^^^^^^^^^^^^^^^^
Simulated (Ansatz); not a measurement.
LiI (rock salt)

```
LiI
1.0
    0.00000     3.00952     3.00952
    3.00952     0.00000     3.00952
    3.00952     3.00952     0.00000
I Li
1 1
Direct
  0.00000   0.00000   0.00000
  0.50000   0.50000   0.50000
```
^^^^^^^^^^^^^^^^

All the lines above are to be copied exactly, with none left out.

**WRITTEN ANSWER:**
Simulated (Ansatz); not a measurement.
LiI (rock salt)

```
LiI
1.0
    0.00000     3.00952     3.00952
    3.00952     0.00000     3.00952
    3.00952     3.00952     0.00000
I Li
1 1
Direct
  0.00000   0.00000   0.00000
  0.50000   0.50000   0.50000
```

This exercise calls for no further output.